WORK ORDER:
What is wanted is an exact copy of the lines from the top of the listing through the line containing "Result: -4.9 GPa.".

______________________________
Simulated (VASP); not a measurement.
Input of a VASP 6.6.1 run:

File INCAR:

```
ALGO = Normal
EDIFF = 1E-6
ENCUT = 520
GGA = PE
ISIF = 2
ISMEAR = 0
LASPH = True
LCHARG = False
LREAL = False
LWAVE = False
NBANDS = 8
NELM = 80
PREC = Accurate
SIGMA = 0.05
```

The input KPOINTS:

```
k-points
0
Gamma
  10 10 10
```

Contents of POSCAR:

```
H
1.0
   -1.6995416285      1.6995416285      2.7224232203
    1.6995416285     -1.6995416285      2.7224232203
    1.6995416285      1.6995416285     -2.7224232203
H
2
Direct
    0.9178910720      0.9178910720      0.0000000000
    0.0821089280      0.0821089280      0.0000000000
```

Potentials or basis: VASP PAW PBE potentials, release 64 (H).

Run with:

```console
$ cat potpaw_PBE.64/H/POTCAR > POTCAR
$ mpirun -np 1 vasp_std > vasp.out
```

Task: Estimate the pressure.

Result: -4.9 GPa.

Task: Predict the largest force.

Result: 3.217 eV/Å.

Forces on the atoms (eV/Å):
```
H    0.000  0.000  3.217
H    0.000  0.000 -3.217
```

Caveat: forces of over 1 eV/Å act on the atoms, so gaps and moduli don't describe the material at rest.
______________________________

WRITTEN REPLY:
Simulated (VASP); not a measurement.
Input of a VASP 6.6.1 run:

File INCAR:

```
ALGO = Normal
EDIFF = 1E-6
ENCUT = 520
GGA = PE
ISIF = 2
ISMEAR = 0
LASPH = True
LCHARG = False
LREAL = False
LWAVE = False
NBANDS = 8
NELM = 80
PREC = Accurate
SIGMA = 0.05
```

The input KPOINTS:

```
k-points
0
Gamma
  10 10 10
```

Contents of POSCAR:

```
H
1.0
   -1.6995416285      1.6995416285      2.7224232203
    1.6995416285     -1.6995416285      2.7224232203
    1.6995416285      1.6995416285     -2.7224232203
H
2
Direct
    0.9178910720      0.9178910720      0.0000000000
    0.0821089280      0.0821089280      0.0000000000
```

Potentials or basis: VASP PAW PBE potentials, release 64 (H).

Run with:

```console
$ cat potpaw_PBE.64/H/POTCAR > POTCAR
$ mpirun -np 1 vasp_std > vasp.out
```

Task: Estimate the pressure.

Result: -4.9 GPa.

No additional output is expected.